▸ BRIEF
Please print all of the records that follow with nothing altered.

====== DATA EXCERPTS

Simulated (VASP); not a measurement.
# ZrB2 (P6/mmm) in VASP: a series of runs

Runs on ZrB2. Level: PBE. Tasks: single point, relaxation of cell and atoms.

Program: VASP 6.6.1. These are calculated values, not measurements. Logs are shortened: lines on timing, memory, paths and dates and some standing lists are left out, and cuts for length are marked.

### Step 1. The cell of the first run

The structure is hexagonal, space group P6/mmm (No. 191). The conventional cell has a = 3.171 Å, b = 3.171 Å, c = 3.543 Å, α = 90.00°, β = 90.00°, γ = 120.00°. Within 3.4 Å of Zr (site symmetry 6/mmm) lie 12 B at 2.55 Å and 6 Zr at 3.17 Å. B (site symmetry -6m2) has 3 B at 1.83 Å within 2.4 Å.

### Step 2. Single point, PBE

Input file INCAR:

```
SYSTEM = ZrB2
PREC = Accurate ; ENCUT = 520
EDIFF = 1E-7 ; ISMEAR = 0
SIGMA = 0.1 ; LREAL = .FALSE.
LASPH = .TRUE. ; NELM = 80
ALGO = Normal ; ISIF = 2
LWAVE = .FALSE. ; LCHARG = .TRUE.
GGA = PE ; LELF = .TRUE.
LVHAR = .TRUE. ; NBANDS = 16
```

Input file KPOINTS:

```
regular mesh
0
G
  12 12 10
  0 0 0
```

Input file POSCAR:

============

▸ ANSWER SPACE
Simulated (VASP); not a measurement.
# ZrB2 (P6/mmm) in VASP: a series of runs

Runs on ZrB2. Level: PBE. Tasks: single point, relaxation of cell and atoms.

Program: VASP 6.6.1. These are calculated values, not measurements. Logs are shortened: lines on timing, memory, paths and dates and some standing lists are left out, and cuts for length are marked.

### Step 1. The cell of the first run

The structure is hexagonal, space group P6/mmm (No. 191). The conventional cell has a = 3.171 Å, b = 3.171 Å, c = 3.543 Å, α = 90.00°, β = 90.00°, γ = 120.00°. Within 3.4 Å of Zr (site symmetry 6/mmm) lie 12 B at 2.55 Å and 6 Zr at 3.17 Å. B (site symmetry -6m2) has 3 B at 1.83 Å within 2.4 Å.

### Step 2. Single point, PBE

Input file INCAR:

```
SYSTEM = ZrB2
PREC = Accurate ; ENCUT = 520
EDIFF = 1E-7 ; ISMEAR = 0
SIGMA = 0.1 ; LREAL = .FALSE.
LASPH = .TRUE. ; NELM = 80
ALGO = Normal ; ISIF = 2
LWAVE = .FALSE. ; LCHARG = .TRUE.
GGA = PE ; LELF = .TRUE.
LVHAR = .TRUE. ; NBANDS = 16
```

Input file KPOINTS:

```
regular mesh
0
G
  12 12 10
  0 0 0
```

Input file POSCAR:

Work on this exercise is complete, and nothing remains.